__Assignment__: Print every line of the listing below, starting with the line that holds "Species, as SMILES: P#N (N-P)." and going on through the line that holds "Atoms: N1, P2. Bonds: N1-P2.", both included, and print nothing else.

__Data provided__:
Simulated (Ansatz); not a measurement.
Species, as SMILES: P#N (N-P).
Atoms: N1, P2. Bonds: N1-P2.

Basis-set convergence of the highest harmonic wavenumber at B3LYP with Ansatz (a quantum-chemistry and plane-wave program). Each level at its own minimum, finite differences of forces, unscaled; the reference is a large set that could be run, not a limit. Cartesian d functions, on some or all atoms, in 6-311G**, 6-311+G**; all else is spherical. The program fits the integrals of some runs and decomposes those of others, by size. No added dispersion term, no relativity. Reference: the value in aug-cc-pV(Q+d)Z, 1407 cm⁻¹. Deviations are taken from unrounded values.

__Your solution__:
Species, as SMILES: P#N (N-P).
Atoms: N1, P2. Bonds: N1-P2.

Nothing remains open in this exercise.